---------- Supplied information ----------

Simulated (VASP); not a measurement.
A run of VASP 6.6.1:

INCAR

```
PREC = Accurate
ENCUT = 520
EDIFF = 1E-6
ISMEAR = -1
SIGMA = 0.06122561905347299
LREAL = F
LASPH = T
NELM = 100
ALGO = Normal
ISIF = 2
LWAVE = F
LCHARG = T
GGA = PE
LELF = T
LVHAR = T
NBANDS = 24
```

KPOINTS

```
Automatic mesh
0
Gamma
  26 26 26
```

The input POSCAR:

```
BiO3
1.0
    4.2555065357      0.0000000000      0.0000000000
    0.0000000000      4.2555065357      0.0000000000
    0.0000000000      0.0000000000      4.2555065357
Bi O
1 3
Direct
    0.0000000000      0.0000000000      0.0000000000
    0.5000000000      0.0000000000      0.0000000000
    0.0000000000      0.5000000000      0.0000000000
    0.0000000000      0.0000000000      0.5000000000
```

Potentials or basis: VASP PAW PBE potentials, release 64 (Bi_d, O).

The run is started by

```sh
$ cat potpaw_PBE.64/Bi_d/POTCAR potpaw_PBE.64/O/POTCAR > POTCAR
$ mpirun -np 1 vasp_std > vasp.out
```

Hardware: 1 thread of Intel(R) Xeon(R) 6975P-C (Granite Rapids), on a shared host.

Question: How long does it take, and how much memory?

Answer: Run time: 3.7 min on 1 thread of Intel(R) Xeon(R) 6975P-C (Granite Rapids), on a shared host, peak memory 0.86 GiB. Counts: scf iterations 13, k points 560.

----------

Work item
Copy out the full listing exactly.

Task result
Simulated (VASP); not a measurement.
A run of VASP 6.6.1:

INCAR

```
PREC = Accurate
ENCUT = 520
EDIFF = 1E-6
ISMEAR = -1
SIGMA = 0.06122561905347299
LREAL = F
LASPH = T
NELM = 100
ALGO = Normal
ISIF = 2
LWAVE = F
LCHARG = T
GGA = PE
LELF = T
LVHAR = T
NBANDS = 24
```

KPOINTS

```
Automatic mesh
0
Gamma
  26 26 26
```

The input POSCAR:

```
BiO3
1.0
    4.2555065357      0.0000000000      0.0000000000
    0.0000000000      4.2555065357      0.0000000000
    0.0000000000      0.0000000000      4.2555065357
Bi O
1 3
Direct
    0.0000000000      0.0000000000      0.0000000000
    0.5000000000      0.0000000000      0.0000000000
    0.0000000000      0.5000000000      0.0000000000
    0.0000000000      0.0000000000      0.5000000000
```

Potentials or basis: VASP PAW PBE potentials, release 64 (Bi_d, O).

The run is started by

```sh
$ cat potpaw_PBE.64/Bi_d/POTCAR potpaw_PBE.64/O/POTCAR > POTCAR
$ mpirun -np 1 vasp_std > vasp.out
```

Hardware: 1 thread of Intel(R) Xeon(R) 6975P-C (Granite Rapids), on a shared host.

Question: How long does it take, and how much memory?

Answer: Run time: 3.7 min on 1 thread of Intel(R) Xeon(R) 6975P-C (Granite Rapids), on a shared host, peak memory 0.86 GiB. Counts: scf iterations 13, k points 560.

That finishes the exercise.